• [Exercise]
Transcribe exactly the span of lines that begins the records and ends with the line holding "Excited states of Te⁶⁺ (tellurium, charge +6)", both boundary lines included.

--- START ---
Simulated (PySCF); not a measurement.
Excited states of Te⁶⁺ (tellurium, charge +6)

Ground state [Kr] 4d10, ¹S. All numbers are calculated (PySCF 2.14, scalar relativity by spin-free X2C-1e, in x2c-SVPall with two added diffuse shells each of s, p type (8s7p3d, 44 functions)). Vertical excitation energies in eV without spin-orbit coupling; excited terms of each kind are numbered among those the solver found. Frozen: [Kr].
--- END ---

• [Problem solution]
Simulated (PySCF); not a measurement.
Excited states of Te⁶⁺ (tellurium, charge +6)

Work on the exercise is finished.